## [INFORMATION]
>>>>
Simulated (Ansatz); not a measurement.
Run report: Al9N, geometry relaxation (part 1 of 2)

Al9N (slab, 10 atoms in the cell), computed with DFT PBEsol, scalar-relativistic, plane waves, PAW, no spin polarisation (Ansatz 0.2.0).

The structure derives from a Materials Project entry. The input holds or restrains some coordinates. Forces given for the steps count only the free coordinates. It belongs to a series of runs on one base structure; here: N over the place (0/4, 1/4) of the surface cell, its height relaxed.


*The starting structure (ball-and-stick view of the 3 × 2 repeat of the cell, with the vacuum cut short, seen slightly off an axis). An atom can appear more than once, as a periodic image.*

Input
<<<<

The whole of the data above must be given again, unaltered and complete.

Simulated (Ansatz); not a measurement.
Run report: Al9N, geometry relaxation (part 1 of 2)

Al9N (slab, 10 atoms in the cell), computed with DFT PBEsol, scalar-relativistic, plane waves, PAW, no spin polarisation (Ansatz 0.2.0).

The structure derives from a Materials Project entry. The input holds or restrains some coordinates. Forces given for the steps count only the free coordinates. It belongs to a series of runs on one base structure; here: N over the place (0/4, 1/4) of the surface cell, its height relaxed.


*The starting structure (ball-and-stick view of the 3 × 2 repeat of the cell, with the vacuum cut short, seen slightly off an axis). An atom can appear more than once, as a periodic image.*

Input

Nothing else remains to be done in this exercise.